## Assignment
Output all of the data below exactly as given.

☆ ☆ ☆ ☆ ☆ ☆ ☆

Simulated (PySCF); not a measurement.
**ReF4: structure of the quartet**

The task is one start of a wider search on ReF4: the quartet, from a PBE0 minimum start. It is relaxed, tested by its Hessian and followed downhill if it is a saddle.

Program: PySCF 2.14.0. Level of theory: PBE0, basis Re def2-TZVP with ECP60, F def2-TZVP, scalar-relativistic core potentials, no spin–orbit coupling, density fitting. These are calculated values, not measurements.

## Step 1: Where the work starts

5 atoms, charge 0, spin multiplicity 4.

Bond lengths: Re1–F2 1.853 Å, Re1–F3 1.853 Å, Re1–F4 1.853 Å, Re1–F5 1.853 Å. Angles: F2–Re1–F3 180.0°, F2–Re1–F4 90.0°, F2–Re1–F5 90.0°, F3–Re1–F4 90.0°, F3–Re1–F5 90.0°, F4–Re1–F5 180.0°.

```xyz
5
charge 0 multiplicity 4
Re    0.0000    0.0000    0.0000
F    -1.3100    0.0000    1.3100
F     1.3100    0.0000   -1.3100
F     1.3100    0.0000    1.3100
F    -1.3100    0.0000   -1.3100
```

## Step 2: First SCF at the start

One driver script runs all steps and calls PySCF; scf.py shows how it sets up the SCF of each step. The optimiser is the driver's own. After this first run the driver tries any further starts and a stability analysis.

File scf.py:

☆ ☆ ☆ ☆ ☆ ☆ ☆

## Written response
Simulated (PySCF); not a measurement.
**ReF4: structure of the quartet**

The task is one start of a wider search on ReF4: the quartet, from a PBE0 minimum start. It is relaxed, tested by its Hessian and followed downhill if it is a saddle.

Program: PySCF 2.14.0. Level of theory: PBE0, basis Re def2-TZVP with ECP60, F def2-TZVP, scalar-relativistic core potentials, no spin–orbit coupling, density fitting. These are calculated values, not measurements.

## Step 1: Where the work starts

5 atoms, charge 0, spin multiplicity 4.

Bond lengths: Re1–F2 1.853 Å, Re1–F3 1.853 Å, Re1–F4 1.853 Å, Re1–F5 1.853 Å. Angles: F2–Re1–F3 180.0°, F2–Re1–F4 90.0°, F2–Re1–F5 90.0°, F3–Re1–F4 90.0°, F3–Re1–F5 90.0°, F4–Re1–F5 180.0°.

```xyz
5
charge 0 multiplicity 4
Re    0.0000    0.0000    0.0000
F    -1.3100    0.0000    1.3100
F     1.3100    0.0000   -1.3100
F     1.3100    0.0000    1.3100
F    -1.3100    0.0000   -1.3100
```

## Step 2: First SCF at the start

One driver script runs all steps and calls PySCF; scf.py shows how it sets up the SCF of each step. The optimiser is the driver's own. After this first run the driver tries any further starts and a stability analysis.

File scf.py:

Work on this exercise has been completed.